***** Extracted data

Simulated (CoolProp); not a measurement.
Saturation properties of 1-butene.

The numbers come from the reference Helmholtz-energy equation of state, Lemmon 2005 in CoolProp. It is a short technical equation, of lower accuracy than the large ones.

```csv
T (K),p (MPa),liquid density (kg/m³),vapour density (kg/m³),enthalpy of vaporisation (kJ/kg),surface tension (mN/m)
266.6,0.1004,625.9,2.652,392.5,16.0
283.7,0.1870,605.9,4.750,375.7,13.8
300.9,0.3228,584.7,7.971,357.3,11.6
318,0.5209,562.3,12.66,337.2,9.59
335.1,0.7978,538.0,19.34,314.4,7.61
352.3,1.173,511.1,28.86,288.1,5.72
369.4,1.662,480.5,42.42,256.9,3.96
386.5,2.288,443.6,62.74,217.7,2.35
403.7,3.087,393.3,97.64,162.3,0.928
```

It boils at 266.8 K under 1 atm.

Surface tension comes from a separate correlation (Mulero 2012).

**********

Exercise = Using the data above, restate word for word the lines from its opening line through the line that contains "It boils at 266.8 K under 1 atm.", and no more.

Your response =
Simulated (CoolProp); not a measurement.
Saturation properties of 1-butene.

The numbers come from the reference Helmholtz-energy equation of state, Lemmon 2005 in CoolProp. It is a short technical equation, of lower accuracy than the large ones.

```csv
T (K),p (MPa),liquid density (kg/m³),vapour density (kg/m³),enthalpy of vaporisation (kJ/kg),surface tension (mN/m)
266.6,0.1004,625.9,2.652,392.5,16.0
283.7,0.1870,605.9,4.750,375.7,13.8
300.9,0.3228,584.7,7.971,357.3,11.6
318,0.5209,562.3,12.66,337.2,9.59
335.1,0.7978,538.0,19.34,314.4,7.61
352.3,1.173,511.1,28.86,288.1,5.72
369.4,1.662,480.5,42.42,256.9,3.96
386.5,2.288,443.6,62.74,217.7,2.35
403.7,3.087,393.3,97.64,162.3,0.928
```

It boils at 266.8 K under 1 atm.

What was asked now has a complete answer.